___

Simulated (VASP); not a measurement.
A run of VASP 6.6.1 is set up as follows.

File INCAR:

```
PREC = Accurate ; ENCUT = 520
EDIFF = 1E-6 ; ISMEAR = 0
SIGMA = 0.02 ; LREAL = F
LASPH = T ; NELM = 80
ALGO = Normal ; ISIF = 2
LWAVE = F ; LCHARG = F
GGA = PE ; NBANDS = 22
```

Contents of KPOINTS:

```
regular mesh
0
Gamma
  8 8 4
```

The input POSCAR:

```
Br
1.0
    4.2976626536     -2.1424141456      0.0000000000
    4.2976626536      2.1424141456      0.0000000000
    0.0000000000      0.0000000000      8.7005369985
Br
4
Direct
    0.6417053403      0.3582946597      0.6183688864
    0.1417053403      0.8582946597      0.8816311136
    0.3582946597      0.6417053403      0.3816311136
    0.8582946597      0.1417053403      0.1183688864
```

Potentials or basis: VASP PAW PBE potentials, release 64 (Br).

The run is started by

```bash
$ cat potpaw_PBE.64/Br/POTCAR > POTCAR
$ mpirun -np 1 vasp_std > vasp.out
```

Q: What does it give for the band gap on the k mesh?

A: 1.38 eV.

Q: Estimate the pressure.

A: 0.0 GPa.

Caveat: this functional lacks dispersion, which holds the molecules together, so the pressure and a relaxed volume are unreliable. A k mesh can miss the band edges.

___

TASK ITEM —
Take the lines above from the one containing "Q: What does" down to the one containing "A: 0.0 GPa.", and transcribe them exactly, both ends included.

EXERCISE SOLUTION —
Q: What does it give for the band gap on the k mesh?

A: 1.38 eV.

Q: Estimate the pressure.

A: 0.0 GPa.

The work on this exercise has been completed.